## WORK REQUEST
Write each entry out once more, please, precisely as shown.

**** INFORMATION GIVEN ****

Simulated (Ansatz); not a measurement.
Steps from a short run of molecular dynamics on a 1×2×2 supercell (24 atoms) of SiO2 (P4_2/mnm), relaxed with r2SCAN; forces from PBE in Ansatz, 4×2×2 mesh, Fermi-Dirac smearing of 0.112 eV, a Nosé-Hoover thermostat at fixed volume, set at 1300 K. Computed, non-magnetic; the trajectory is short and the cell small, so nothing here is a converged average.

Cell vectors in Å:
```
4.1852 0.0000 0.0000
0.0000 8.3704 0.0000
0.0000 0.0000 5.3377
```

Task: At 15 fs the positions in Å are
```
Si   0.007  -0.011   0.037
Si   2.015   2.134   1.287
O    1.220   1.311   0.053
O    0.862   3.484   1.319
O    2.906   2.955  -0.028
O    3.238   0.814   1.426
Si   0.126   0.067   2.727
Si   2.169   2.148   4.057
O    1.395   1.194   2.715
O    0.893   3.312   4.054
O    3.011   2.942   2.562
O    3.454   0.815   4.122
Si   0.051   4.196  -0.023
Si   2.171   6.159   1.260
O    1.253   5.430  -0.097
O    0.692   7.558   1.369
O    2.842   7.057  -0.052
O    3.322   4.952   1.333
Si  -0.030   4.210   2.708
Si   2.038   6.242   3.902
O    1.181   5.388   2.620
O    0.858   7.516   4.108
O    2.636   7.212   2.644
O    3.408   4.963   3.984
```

****

## WRITTEN RESPONSE
Simulated (Ansatz); not a measurement.
Steps from a short run of molecular dynamics on a 1×2×2 supercell (24 atoms) of SiO2 (P4_2/mnm), relaxed with r2SCAN; forces from PBE in Ansatz, 4×2×2 mesh, Fermi-Dirac smearing of 0.112 eV, a Nosé-Hoover thermostat at fixed volume, set at 1300 K. Computed, non-magnetic; the trajectory is short and the cell small, so nothing here is a converged average.

Cell vectors in Å:
```
4.1852 0.0000 0.0000
0.0000 8.3704 0.0000
0.0000 0.0000 5.3377
```

Task: At 15 fs the positions in Å are
```
Si   0.007  -0.011   0.037
Si   2.015   2.134   1.287
O    1.220   1.311   0.053
O    0.862   3.484   1.319
O    2.906   2.955  -0.028
O    3.238   0.814   1.426
Si   0.126   0.067   2.727
Si   2.169   2.148   4.057
O    1.395   1.194   2.715
O    0.893   3.312   4.054
O    3.011   2.942   2.562
O    3.454   0.815   4.122
Si   0.051   4.196  -0.023
Si   2.171   6.159   1.260
O    1.253   5.430  -0.097
O    0.692   7.558   1.369
O    2.842   7.057  -0.052
O    3.322   4.952   1.333
Si  -0.030   4.210   2.708
Si   2.038   6.242   3.902
O    1.181   5.388   2.620
O    0.858   7.516   4.108
O    2.636   7.212   2.644
O    3.408   4.963   3.984
```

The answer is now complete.